**DATA EXTRACT**
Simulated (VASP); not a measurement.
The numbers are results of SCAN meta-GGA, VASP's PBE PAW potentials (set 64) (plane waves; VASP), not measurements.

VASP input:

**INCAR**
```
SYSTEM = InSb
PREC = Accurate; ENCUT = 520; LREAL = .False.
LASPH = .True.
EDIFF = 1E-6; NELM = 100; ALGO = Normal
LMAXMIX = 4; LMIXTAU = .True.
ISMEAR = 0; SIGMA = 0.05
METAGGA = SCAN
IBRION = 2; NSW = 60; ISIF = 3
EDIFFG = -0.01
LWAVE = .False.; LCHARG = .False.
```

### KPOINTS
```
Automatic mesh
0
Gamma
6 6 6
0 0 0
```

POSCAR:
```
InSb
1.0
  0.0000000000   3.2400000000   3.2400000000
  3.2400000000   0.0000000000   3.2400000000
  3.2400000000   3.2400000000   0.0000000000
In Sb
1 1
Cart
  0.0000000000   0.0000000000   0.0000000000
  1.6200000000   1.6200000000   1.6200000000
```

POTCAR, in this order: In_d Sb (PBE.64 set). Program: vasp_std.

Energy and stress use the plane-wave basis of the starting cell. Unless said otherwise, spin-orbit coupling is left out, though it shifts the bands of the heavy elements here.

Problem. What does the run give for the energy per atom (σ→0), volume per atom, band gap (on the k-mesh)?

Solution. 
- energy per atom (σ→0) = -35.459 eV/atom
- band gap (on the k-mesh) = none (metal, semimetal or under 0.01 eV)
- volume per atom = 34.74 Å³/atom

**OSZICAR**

**REQUIRED ACTION**
Copy out word for word each line of the listing, from the very first line down to the line containing "- volume per atom = 34.74 Å³/atom", and stop after that line.

**WRITTEN ANSWER**
Simulated (VASP); not a measurement.
The numbers are results of SCAN meta-GGA, VASP's PBE PAW potentials (set 64) (plane waves; VASP), not measurements.

VASP input:

**INCAR**
```
SYSTEM = InSb
PREC = Accurate; ENCUT = 520; LREAL = .False.
LASPH = .True.
EDIFF = 1E-6; NELM = 100; ALGO = Normal
LMAXMIX = 4; LMIXTAU = .True.
ISMEAR = 0; SIGMA = 0.05
METAGGA = SCAN
IBRION = 2; NSW = 60; ISIF = 3
EDIFFG = -0.01
LWAVE = .False.; LCHARG = .False.
```

### KPOINTS
```
Automatic mesh
0
Gamma
6 6 6
0 0 0
```

POSCAR:
```
InSb
1.0
  0.0000000000   3.2400000000   3.2400000000
  3.2400000000   0.0000000000   3.2400000000
  3.2400000000   3.2400000000   0.0000000000
In Sb
1 1
Cart
  0.0000000000   0.0000000000   0.0000000000
  1.6200000000   1.6200000000   1.6200000000
```

POTCAR, in this order: In_d Sb (PBE.64 set). Program: vasp_std.

Energy and stress use the plane-wave basis of the starting cell. Unless said otherwise, spin-orbit coupling is left out, though it shifts the bands of the heavy elements here.

Problem. What does the run give for the energy per atom (σ→0), volume per atom, band gap (on the k-mesh)?

Solution. 
- energy per atom (σ→0) = -35.459 eV/atom
- band gap (on the k-mesh) = none (metal, semimetal or under 0.01 eV)
- volume per atom = 34.74 Å³/atom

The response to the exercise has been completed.